————

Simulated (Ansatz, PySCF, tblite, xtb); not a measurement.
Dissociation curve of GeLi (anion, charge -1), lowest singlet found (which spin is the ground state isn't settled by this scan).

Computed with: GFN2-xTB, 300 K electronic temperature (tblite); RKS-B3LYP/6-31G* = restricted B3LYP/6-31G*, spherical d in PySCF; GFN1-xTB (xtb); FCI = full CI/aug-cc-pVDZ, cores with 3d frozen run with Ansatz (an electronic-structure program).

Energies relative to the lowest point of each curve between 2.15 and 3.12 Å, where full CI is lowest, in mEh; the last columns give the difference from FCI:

————

**Work instruction:** Give back the records word for word. Start at the first line, end at the line containing "Dissociation curve of", and include both.

**Problem solution:**
Simulated (Ansatz, PySCF, tblite, xtb); not a measurement.
Dissociation curve of GeLi (anion, charge -1), lowest singlet found (which spin is the ground state isn't settled by this scan).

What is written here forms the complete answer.